Supplied records:
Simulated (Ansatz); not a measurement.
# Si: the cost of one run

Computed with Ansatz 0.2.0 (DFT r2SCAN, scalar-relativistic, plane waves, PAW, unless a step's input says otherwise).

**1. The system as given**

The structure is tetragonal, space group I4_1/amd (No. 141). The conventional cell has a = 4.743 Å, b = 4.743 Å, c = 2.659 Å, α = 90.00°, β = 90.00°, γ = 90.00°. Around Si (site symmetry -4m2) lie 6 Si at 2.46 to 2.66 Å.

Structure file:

Work item:
Go through the data above and return every line exactly.

Task answer:
Simulated (Ansatz); not a measurement.
# Si: the cost of one run

Computed with Ansatz 0.2.0 (DFT r2SCAN, scalar-relativistic, plane waves, PAW, unless a step's input says otherwise).

**1. The system as given**

The structure is tetragonal, space group I4_1/amd (No. 141). The conventional cell has a = 4.743 Å, b = 4.743 Å, c = 2.659 Å, α = 90.00°, β = 90.00°, γ = 90.00°. Around Si (site symmetry -4m2) lie 6 Si at 2.46 to 2.66 Å.

Structure file:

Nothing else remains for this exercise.